● Exercise: Print every line of the listing exactly, please.

● Supplied records:

BEGIN

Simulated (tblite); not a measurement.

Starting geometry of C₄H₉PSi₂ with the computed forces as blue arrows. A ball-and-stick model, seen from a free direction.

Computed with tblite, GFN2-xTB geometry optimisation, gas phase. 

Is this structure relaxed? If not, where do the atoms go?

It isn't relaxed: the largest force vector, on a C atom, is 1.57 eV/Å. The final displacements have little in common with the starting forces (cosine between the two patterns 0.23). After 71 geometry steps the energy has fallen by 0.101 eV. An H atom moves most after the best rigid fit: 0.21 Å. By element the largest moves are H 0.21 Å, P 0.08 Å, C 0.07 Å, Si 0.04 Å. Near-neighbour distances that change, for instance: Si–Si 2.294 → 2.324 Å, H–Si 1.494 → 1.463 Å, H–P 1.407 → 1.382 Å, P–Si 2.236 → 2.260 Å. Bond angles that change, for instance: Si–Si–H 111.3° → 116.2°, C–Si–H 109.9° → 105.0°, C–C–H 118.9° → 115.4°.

END

● Response area:
Simulated (tblite); not a measurement.

Starting geometry of C₄H₉PSi₂ with the computed forces as blue arrows. A ball-and-stick model, seen from a free direction.

Computed with tblite, GFN2-xTB geometry optimisation, gas phase. 

Is this structure relaxed? If not, where do the atoms go?

It isn't relaxed: the largest force vector, on a C atom, is 1.57 eV/Å. The final displacements have little in common with the starting forces (cosine between the two patterns 0.23). After 71 geometry steps the energy has fallen by 0.101 eV. An H atom moves most after the best rigid fit: 0.21 Å. By element the largest moves are H 0.21 Å, P 0.08 Å, C 0.07 Å, Si 0.04 Å. Near-neighbour distances that change, for instance: Si–Si 2.294 → 2.324 Å, H–Si 1.494 → 1.463 Å, H–P 1.407 → 1.382 Å, P–Si 2.236 → 2.260 Å. Bond angles that change, for instance: Si–Si–H 111.3° → 116.2°, C–Si–H 109.9° → 105.0°, C–C–H 118.9° → 115.4°.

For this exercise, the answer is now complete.